_Excerpted data_
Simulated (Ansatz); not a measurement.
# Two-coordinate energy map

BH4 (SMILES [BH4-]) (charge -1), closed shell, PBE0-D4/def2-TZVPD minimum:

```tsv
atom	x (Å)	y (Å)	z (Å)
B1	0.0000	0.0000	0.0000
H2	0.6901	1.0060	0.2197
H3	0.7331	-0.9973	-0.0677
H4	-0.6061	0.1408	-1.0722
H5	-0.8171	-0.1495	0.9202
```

_Required action_
A word-for-word transcription of the material is required.

_Answer box_
Simulated (Ansatz); not a measurement.
# Two-coordinate energy map

BH4 (SMILES [BH4-]) (charge -1), closed shell, PBE0-D4/def2-TZVPD minimum:

```tsv
atom	x (Å)	y (Å)	z (Å)
B1	0.0000	0.0000	0.0000
H2	0.6901	1.0060	0.2197
H3	0.7331	-0.9973	-0.0677
H4	-0.6061	0.1408	-1.0722
H5	-0.8171	-0.1495	0.9202
```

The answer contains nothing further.